WORK TASK »
Restate the data that follows exactly as it stands, beginning with the first line and ending with the line that contains "Question: Which bonds".

☆ ☆ ☆ ☆ ☆

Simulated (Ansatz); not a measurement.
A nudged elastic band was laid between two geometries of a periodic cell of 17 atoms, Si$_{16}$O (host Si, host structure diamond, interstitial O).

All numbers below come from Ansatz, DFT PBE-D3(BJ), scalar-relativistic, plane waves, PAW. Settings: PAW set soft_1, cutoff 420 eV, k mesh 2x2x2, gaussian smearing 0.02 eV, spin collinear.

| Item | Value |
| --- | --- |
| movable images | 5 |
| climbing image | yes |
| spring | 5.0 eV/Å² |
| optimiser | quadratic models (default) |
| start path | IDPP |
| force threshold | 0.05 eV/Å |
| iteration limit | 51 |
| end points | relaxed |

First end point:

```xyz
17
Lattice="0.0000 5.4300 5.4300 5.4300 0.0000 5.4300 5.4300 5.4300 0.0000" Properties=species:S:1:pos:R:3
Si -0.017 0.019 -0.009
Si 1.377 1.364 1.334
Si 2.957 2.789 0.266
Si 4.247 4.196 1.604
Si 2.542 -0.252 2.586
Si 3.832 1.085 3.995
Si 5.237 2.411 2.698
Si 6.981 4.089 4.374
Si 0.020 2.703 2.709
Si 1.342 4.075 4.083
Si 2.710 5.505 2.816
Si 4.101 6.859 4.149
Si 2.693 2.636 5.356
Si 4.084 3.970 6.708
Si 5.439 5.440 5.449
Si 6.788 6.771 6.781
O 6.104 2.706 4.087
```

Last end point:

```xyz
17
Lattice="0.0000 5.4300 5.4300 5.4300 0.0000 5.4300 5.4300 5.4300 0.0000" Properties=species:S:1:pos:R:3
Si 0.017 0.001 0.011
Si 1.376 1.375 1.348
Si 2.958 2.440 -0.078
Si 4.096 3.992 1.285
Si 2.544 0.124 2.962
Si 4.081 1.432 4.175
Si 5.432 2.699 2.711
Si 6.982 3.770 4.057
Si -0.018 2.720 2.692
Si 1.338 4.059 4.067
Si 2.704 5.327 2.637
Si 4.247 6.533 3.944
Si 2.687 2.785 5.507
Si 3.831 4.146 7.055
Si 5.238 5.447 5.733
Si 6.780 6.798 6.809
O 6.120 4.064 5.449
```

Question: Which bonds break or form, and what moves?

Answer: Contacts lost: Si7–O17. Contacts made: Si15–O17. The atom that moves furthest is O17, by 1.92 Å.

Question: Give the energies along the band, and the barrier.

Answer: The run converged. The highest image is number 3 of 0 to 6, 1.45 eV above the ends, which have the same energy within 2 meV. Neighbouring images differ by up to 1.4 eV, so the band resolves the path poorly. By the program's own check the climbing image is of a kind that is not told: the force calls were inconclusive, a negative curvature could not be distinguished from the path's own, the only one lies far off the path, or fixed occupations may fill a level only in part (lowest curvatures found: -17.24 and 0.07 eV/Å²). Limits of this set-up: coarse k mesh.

☆ ☆ ☆ ☆ ☆

RESPONSE »
Simulated (Ansatz); not a measurement.
A nudged elastic band was laid between two geometries of a periodic cell of 17 atoms, Si$_{16}$O (host Si, host structure diamond, interstitial O).

All numbers below come from Ansatz, DFT PBE-D3(BJ), scalar-relativistic, plane waves, PAW. Settings: PAW set soft_1, cutoff 420 eV, k mesh 2x2x2, gaussian smearing 0.02 eV, spin collinear.

| Item | Value |
| --- | --- |
| movable images | 5 |
| climbing image | yes |
| spring | 5.0 eV/Å² |
| optimiser | quadratic models (default) |
| start path | IDPP |
| force threshold | 0.05 eV/Å |
| iteration limit | 51 |
| end points | relaxed |

First end point:

```xyz
17
Lattice="0.0000 5.4300 5.4300 5.4300 0.0000 5.4300 5.4300 5.4300 0.0000" Properties=species:S:1:pos:R:3
Si -0.017 0.019 -0.009
Si 1.377 1.364 1.334
Si 2.957 2.789 0.266
Si 4.247 4.196 1.604
Si 2.542 -0.252 2.586
Si 3.832 1.085 3.995
Si 5.237 2.411 2.698
Si 6.981 4.089 4.374
Si 0.020 2.703 2.709
Si 1.342 4.075 4.083
Si 2.710 5.505 2.816
Si 4.101 6.859 4.149
Si 2.693 2.636 5.356
Si 4.084 3.970 6.708
Si 5.439 5.440 5.449
Si 6.788 6.771 6.781
O 6.104 2.706 4.087
```

Last end point:

```xyz
17
Lattice="0.0000 5.4300 5.4300 5.4300 0.0000 5.4300 5.4300 5.4300 0.0000" Properties=species:S:1:pos:R:3
Si 0.017 0.001 0.011
Si 1.376 1.375 1.348
Si 2.958 2.440 -0.078
Si 4.096 3.992 1.285
Si 2.544 0.124 2.962
Si 4.081 1.432 4.175
Si 5.432 2.699 2.711
Si 6.982 3.770 4.057
Si -0.018 2.720 2.692
Si 1.338 4.059 4.067
Si 2.704 5.327 2.637
Si 4.247 6.533 3.944
Si 2.687 2.785 5.507
Si 3.831 4.146 7.055
Si 5.238 5.447 5.733
Si 6.780 6.798 6.809
O 6.120 4.064 5.449
```

Question: Which bonds break or form, and what moves?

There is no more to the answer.